* **Exercise**
Write out exactly the lines from the start of the entries through the one that contains "BLYP binds less", including both.

* **Data under study**
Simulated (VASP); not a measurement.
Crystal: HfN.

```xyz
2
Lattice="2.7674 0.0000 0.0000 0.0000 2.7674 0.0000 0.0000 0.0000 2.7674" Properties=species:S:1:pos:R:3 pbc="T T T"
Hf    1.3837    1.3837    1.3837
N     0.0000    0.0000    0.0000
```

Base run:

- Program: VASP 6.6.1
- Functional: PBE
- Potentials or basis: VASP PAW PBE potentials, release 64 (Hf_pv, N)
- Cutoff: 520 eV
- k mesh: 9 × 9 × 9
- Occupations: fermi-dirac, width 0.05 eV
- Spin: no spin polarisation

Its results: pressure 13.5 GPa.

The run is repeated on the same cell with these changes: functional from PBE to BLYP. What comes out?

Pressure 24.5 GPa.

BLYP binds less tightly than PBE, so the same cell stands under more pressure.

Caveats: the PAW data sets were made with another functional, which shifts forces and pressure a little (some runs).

* **Exercise solution**
Simulated (VASP); not a measurement.
Crystal: HfN.

```xyz
2
Lattice="2.7674 0.0000 0.0000 0.0000 2.7674 0.0000 0.0000 0.0000 2.7674" Properties=species:S:1:pos:R:3 pbc="T T T"
Hf    1.3837    1.3837    1.3837
N     0.0000    0.0000    0.0000
```

Base run:

- Program: VASP 6.6.1
- Functional: PBE
- Potentials or basis: VASP PAW PBE potentials, release 64 (Hf_pv, N)
- Cutoff: 520 eV
- k mesh: 9 × 9 × 9
- Occupations: fermi-dirac, width 0.05 eV
- Spin: no spin polarisation

Its results: pressure 13.5 GPa.

The run is repeated on the same cell with these changes: functional from PBE to BLYP. What comes out?

Pressure 24.5 GPa.

BLYP binds less tightly than PBE, so the same cell stands under more pressure.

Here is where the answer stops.